--- START ---

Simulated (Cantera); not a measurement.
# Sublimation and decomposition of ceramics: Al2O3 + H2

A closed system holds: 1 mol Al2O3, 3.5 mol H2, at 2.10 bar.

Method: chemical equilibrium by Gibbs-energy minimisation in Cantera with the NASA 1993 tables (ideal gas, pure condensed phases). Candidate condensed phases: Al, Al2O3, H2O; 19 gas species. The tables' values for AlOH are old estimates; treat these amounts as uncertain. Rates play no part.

--- END ---

REQUIREMENT:
From the very first line of the records down to the line with "A closed system", please write out each line exactly, including both ends and no other lines.

EXPECTED ANSWER:
Simulated (Cantera); not a measurement.
# Sublimation and decomposition of ceramics: Al2O3 + H2

A closed system holds: 1 mol Al2O3, 3.5 mol H2, at 2.10 bar.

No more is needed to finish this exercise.